## Data shown
━━━━━━

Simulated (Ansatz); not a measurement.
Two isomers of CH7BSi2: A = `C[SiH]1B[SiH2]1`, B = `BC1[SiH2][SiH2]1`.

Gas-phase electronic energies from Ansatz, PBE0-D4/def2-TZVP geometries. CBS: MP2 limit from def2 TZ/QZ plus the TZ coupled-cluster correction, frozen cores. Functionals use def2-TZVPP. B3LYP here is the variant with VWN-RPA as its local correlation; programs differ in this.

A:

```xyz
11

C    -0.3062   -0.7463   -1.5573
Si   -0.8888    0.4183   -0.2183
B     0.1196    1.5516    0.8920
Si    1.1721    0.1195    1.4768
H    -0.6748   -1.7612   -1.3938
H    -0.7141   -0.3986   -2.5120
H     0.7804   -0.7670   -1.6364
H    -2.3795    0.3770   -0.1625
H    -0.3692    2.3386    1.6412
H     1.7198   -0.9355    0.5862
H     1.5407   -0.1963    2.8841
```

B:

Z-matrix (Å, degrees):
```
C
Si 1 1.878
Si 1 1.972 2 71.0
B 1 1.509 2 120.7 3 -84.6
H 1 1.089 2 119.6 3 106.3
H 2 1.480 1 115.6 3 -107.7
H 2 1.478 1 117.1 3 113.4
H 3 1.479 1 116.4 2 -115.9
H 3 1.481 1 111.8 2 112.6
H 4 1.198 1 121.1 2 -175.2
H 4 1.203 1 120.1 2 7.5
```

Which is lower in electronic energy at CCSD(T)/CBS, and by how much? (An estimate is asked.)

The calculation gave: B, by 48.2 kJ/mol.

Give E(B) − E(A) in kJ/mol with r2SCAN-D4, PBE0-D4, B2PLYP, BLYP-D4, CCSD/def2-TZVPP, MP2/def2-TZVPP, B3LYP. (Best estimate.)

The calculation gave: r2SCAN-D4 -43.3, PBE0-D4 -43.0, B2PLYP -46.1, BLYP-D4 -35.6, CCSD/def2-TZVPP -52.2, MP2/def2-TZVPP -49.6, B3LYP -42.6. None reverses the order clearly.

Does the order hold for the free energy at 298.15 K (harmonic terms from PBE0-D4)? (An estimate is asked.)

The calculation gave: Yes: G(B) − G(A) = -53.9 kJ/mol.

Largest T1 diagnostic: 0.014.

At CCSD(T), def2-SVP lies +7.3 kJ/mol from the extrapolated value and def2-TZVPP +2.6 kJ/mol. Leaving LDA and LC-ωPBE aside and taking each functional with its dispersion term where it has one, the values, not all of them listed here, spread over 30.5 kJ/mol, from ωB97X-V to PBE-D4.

━━━━━━

## Work instruction
Quote, with nothing altered, all lines from the start of the entries to the line that carries "Two isomers of", inclusive.

## Worked solution
Simulated (Ansatz); not a measurement.
Two isomers of CH7BSi2: A = `C[SiH]1B[SiH2]1`, B = `BC1[SiH2][SiH2]1`.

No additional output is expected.